Work item. Please retype the listing below exactly, from its opening line through the line where "A: pH 11.82." appears.

━━━━━ Supplied records ━━━━━

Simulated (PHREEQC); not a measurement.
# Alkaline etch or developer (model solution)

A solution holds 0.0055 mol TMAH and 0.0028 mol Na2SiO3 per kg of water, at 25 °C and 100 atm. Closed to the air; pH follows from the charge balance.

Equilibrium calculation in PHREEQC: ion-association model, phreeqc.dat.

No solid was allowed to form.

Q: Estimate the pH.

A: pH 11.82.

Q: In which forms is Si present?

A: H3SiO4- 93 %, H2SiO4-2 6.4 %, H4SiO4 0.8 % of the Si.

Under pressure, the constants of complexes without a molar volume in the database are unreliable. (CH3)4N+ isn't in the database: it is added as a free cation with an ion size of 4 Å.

━━━━━

Task output.
Simulated (PHREEQC); not a measurement.
# Alkaline etch or developer (model solution)

A solution holds 0.0055 mol TMAH and 0.0028 mol Na2SiO3 per kg of water, at 25 °C and 100 atm. Closed to the air; pH follows from the charge balance.

Equilibrium calculation in PHREEQC: ion-association model, phreeqc.dat.

No solid was allowed to form.

Q: Estimate the pH.

A: pH 11.82.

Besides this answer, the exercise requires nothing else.